• • • • • • •

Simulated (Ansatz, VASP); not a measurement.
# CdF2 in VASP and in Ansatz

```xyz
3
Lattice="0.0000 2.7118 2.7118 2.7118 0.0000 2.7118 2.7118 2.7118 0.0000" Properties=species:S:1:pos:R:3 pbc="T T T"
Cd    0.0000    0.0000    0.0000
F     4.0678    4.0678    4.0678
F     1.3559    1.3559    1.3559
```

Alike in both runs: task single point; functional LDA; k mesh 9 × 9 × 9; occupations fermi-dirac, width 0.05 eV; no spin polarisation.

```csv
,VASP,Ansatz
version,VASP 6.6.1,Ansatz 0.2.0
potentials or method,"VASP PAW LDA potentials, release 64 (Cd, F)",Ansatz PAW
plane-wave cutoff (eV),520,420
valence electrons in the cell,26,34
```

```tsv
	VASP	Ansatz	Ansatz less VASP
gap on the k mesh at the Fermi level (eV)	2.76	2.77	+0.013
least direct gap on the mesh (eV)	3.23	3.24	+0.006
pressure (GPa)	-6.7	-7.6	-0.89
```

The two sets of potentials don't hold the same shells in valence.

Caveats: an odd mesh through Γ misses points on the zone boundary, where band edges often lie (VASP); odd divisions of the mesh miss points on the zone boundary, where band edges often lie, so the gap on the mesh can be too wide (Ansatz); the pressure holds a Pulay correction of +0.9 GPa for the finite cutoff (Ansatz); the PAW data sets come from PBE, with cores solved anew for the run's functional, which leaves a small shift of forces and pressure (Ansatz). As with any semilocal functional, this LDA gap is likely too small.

• • • • • • •

- [Action item]: Begin at the first line of the records above and quote every line verbatim through the one that contains "The two sets".

- [Task output]:
Simulated (Ansatz, VASP); not a measurement.
# CdF2 in VASP and in Ansatz

```xyz
3
Lattice="0.0000 2.7118 2.7118 2.7118 0.0000 2.7118 2.7118 2.7118 0.0000" Properties=species:S:1:pos:R:3 pbc="T T T"
Cd    0.0000    0.0000    0.0000
F     4.0678    4.0678    4.0678
F     1.3559    1.3559    1.3559
```

Alike in both runs: task single point; functional LDA; k mesh 9 × 9 × 9; occupations fermi-dirac, width 0.05 eV; no spin polarisation.

```csv
,VASP,Ansatz
version,VASP 6.6.1,Ansatz 0.2.0
potentials or method,"VASP PAW LDA potentials, release 64 (Cd, F)",Ansatz PAW
plane-wave cutoff (eV),520,420
valence electrons in the cell,26,34
```

```tsv
	VASP	Ansatz	Ansatz less VASP
gap on the k mesh at the Fermi level (eV)	2.76	2.77	+0.013
least direct gap on the mesh (eV)	3.23	3.24	+0.006
pressure (GPa)	-6.7	-7.6	-0.89
```

The two sets of potentials don't hold the same shells in valence.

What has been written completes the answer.